**TASK ITEM**
Output, please, exactly those lines of the listing that come before the line with "In this cell", along with that line itself.

⟨

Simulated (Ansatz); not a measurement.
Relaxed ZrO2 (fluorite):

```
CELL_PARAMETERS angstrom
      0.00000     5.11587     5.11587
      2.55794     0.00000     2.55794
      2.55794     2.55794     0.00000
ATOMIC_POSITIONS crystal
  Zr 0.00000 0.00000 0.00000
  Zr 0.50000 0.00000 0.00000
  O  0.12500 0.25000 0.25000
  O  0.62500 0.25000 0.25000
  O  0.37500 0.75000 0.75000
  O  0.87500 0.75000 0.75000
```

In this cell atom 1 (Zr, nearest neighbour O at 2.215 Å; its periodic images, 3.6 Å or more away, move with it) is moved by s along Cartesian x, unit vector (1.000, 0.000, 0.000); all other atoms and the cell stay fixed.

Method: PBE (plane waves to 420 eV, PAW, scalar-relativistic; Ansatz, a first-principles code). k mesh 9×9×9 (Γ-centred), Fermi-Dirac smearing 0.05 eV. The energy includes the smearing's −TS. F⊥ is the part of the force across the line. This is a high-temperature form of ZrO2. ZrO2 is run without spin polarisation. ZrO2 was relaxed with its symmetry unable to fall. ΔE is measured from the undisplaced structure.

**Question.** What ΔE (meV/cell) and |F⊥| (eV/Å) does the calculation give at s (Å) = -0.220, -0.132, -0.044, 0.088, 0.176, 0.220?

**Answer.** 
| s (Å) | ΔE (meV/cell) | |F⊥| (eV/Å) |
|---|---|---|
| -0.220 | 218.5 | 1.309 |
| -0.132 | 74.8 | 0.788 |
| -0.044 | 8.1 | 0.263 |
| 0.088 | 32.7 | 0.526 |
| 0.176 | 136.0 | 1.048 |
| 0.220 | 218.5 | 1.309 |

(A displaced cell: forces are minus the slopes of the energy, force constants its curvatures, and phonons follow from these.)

⟩

**ANSWER BOX**
Simulated (Ansatz); not a measurement.
Relaxed ZrO2 (fluorite):

```
CELL_PARAMETERS angstrom
      0.00000     5.11587     5.11587
      2.55794     0.00000     2.55794
      2.55794     2.55794     0.00000
ATOMIC_POSITIONS crystal
  Zr 0.00000 0.00000 0.00000
  Zr 0.50000 0.00000 0.00000
  O  0.12500 0.25000 0.25000
  O  0.62500 0.25000 0.25000
  O  0.37500 0.75000 0.75000
  O  0.87500 0.75000 0.75000
```

In this cell atom 1 (Zr, nearest neighbour O at 2.215 Å; its periodic images, 3.6 Å or more away, move with it) is moved by s along Cartesian x, unit vector (1.000, 0.000, 0.000); all other atoms and the cell stay fixed.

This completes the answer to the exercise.